**Work request:**
Each record should be returned exactly as it is written.

** Opening Supplied information block **

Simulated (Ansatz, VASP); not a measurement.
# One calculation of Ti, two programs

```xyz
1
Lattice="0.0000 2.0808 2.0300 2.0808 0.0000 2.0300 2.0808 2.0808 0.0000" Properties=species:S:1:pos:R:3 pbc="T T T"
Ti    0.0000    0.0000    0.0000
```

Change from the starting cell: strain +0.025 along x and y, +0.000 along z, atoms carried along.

** Closing Supplied information block **

**Problem solution:**
Simulated (Ansatz, VASP); not a measurement.
# One calculation of Ti, two programs

```xyz
1
Lattice="0.0000 2.0808 2.0300 2.0808 0.0000 2.0300 2.0808 2.0808 0.0000" Properties=species:S:1:pos:R:3 pbc="T T T"
Ti    0.0000    0.0000    0.0000
```

Change from the starting cell: strain +0.025 along x and y, +0.000 along z, atoms carried along.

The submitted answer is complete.